After reading the entries below, copy word for word the lines from the first through the line containing "The species is in", and stop there.

^^^^^^^^^^^^^^^^
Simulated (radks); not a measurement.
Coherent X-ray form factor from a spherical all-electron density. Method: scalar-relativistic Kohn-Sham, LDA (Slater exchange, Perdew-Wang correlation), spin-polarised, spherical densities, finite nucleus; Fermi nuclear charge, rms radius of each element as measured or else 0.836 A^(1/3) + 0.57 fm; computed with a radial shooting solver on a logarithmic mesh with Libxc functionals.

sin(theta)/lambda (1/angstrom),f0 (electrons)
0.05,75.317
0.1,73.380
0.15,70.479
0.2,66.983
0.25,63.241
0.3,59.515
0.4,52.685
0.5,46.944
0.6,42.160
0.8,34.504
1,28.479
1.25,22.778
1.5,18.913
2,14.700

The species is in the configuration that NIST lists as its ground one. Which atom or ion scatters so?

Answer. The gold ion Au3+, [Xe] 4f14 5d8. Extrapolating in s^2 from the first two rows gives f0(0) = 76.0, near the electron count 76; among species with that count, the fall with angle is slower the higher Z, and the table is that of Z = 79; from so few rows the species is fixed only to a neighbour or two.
^^^^^^^^^^^^^^^^

• **Task result**
Simulated (radks); not a measurement.
Coherent X-ray form factor from a spherical all-electron density. Method: scalar-relativistic Kohn-Sham, LDA (Slater exchange, Perdew-Wang correlation), spin-polarised, spherical densities, finite nucleus; Fermi nuclear charge, rms radius of each element as measured or else 0.836 A^(1/3) + 0.57 fm; computed with a radial shooting solver on a logarithmic mesh with Libxc functionals.

sin(theta)/lambda (1/angstrom),f0 (electrons)
0.05,75.317
0.1,73.380
0.15,70.479
0.2,66.983
0.25,63.241
0.3,59.515
0.4,52.685
0.5,46.944
0.6,42.160
0.8,34.504
1,28.479
1.25,22.778
1.5,18.913
2,14.700

The species is in the configuration that NIST lists as its ground one. Which atom or ion scatters so?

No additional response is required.